= DATASET =
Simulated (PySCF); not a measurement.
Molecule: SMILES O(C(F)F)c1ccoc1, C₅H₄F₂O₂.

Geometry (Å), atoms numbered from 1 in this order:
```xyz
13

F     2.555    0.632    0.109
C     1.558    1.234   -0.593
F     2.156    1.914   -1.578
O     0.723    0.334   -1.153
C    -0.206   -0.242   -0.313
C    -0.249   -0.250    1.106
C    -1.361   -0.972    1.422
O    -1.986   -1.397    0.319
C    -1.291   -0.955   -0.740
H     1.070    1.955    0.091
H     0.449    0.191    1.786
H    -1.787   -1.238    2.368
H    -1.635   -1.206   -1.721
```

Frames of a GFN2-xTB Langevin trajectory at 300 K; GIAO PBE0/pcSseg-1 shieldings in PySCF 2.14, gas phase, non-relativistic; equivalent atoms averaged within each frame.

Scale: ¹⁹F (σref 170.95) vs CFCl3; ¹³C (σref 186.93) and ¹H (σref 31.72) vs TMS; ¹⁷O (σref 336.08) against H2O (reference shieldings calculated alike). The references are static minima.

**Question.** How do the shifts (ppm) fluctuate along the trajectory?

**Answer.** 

= WORK ORDER =
Print the material exactly. Include every line.

= WRITTEN ANSWER =
Simulated (PySCF); not a measurement.
Molecule: SMILES O(C(F)F)c1ccoc1, C₅H₄F₂O₂.

Geometry (Å), atoms numbered from 1 in this order:
```xyz
13

F     2.555    0.632    0.109
C     1.558    1.234   -0.593
F     2.156    1.914   -1.578
O     0.723    0.334   -1.153
C    -0.206   -0.242   -0.313
C    -0.249   -0.250    1.106
C    -1.361   -0.972    1.422
O    -1.986   -1.397    0.319
C    -1.291   -0.955   -0.740
H     1.070    1.955    0.091
H     0.449    0.191    1.786
H    -1.787   -1.238    2.368
H    -1.635   -1.206   -1.721
```

Frames of a GFN2-xTB Langevin trajectory at 300 K; GIAO PBE0/pcSseg-1 shieldings in PySCF 2.14, gas phase, non-relativistic; equivalent atoms averaged within each frame.

Scale: ¹⁹F (σref 170.95) vs CFCl3; ¹³C (σref 186.93) and ¹H (σref 31.72) vs TMS; ¹⁷O (σref 336.08) against H2O (reference shieldings calculated alike). The references are static minima.

**Question.** How do the shifts (ppm) fluctuate along the trajectory?

**Answer.** 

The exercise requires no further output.